Exercise: Please restate verbatim the lines that open the listing below, ending with the line in which "Question: what pressure" occurs.

Records shown:
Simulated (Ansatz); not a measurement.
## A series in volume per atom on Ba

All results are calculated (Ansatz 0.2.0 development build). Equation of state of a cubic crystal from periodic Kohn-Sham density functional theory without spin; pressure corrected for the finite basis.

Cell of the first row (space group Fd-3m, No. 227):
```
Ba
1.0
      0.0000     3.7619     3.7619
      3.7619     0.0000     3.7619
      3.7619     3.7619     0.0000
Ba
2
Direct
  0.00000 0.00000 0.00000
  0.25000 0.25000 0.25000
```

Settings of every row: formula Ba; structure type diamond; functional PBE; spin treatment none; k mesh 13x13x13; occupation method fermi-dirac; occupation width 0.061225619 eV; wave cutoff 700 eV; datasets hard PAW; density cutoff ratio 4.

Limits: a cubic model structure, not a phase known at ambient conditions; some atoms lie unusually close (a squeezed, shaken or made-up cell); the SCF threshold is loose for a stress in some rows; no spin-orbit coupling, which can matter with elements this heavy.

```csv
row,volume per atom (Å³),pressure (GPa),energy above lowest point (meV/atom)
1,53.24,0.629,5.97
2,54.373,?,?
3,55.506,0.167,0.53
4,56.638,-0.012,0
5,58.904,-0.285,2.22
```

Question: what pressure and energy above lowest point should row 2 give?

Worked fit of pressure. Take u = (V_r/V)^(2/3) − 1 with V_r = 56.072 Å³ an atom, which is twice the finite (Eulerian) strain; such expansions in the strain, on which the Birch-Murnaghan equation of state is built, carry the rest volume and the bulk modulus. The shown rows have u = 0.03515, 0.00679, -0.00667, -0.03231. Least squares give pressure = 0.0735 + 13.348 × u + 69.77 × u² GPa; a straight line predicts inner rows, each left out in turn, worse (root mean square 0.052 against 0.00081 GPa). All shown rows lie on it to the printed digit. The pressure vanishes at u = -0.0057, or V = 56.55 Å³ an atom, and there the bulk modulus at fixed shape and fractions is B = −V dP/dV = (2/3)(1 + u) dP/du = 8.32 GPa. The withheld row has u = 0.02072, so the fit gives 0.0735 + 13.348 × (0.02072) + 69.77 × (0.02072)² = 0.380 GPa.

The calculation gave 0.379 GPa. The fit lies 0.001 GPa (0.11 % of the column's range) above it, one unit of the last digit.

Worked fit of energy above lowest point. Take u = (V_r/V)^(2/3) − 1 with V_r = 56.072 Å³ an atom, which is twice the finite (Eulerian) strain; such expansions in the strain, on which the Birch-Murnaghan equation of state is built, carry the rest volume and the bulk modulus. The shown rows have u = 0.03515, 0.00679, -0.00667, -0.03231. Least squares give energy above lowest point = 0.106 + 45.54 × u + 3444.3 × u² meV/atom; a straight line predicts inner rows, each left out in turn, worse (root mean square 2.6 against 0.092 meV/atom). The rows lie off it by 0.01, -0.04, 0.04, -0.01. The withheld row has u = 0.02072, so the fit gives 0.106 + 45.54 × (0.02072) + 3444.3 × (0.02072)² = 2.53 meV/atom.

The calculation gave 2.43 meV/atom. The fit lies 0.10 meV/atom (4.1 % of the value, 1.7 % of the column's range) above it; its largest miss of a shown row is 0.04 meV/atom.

Answer area:
Simulated (Ansatz); not a measurement.
## A series in volume per atom on Ba

All results are calculated (Ansatz 0.2.0 development build). Equation of state of a cubic crystal from periodic Kohn-Sham density functional theory without spin; pressure corrected for the finite basis.

Cell of the first row (space group Fd-3m, No. 227):
```
Ba
1.0
      0.0000     3.7619     3.7619
      3.7619     0.0000     3.7619
      3.7619     3.7619     0.0000
Ba
2
Direct
  0.00000 0.00000 0.00000
  0.25000 0.25000 0.25000
```

Settings of every row: formula Ba; structure type diamond; functional PBE; spin treatment none; k mesh 13x13x13; occupation method fermi-dirac; occupation width 0.061225619 eV; wave cutoff 700 eV; datasets hard PAW; density cutoff ratio 4.

Limits: a cubic model structure, not a phase known at ambient conditions; some atoms lie unusually close (a squeezed, shaken or made-up cell); the SCF threshold is loose for a stress in some rows; no spin-orbit coupling, which can matter with elements this heavy.

```csv
row,volume per atom (Å³),pressure (GPa),energy above lowest point (meV/atom)
1,53.24,0.629,5.97
2,54.373,?,?
3,55.506,0.167,0.53
4,56.638,-0.012,0
5,58.904,-0.285,2.22
```

Question: what pressure and energy above lowest point should row 2 give?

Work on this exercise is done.